*** Opening PROVIDED DATA ***

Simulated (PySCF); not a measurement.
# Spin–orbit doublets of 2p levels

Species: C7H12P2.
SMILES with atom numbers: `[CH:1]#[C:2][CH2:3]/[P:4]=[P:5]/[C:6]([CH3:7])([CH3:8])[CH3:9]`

*** Closing PROVIDED DATA ***

WORK INSTRUCTION: Copy the data above in full, character for character.

TASK SOLUTION:
Simulated (PySCF); not a measurement.
# Spin–orbit doublets of 2p levels

Species: C7H12P2.
SMILES with atom numbers: `[CH:1]#[C:2][CH2:3]/[P:4]=[P:5]/[C:6]([CH3:7])([CH3:8])[CH3:9]`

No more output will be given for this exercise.